· · · · ·

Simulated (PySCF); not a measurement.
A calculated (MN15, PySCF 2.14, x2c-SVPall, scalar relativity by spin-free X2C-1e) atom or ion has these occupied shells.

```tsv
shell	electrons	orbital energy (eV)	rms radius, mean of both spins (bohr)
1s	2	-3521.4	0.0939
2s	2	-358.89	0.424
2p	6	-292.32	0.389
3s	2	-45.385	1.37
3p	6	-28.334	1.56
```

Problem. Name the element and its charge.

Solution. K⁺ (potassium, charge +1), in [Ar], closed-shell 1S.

· · · · ·

• [WORK TASK]
Write out the whole listing exactly as it stands.

• [RESPONSE BOX]
Simulated (PySCF); not a measurement.
A calculated (MN15, PySCF 2.14, x2c-SVPall, scalar relativity by spin-free X2C-1e) atom or ion has these occupied shells.

```tsv
shell	electrons	orbital energy (eV)	rms radius, mean of both spins (bohr)
1s	2	-3521.4	0.0939
2s	2	-358.89	0.424
2p	6	-292.32	0.389
3s	2	-45.385	1.37
3p	6	-28.334	1.56
```

Problem. Name the element and its charge.

Solution. K⁺ (potassium, charge +1), in [Ar], closed-shell 1S.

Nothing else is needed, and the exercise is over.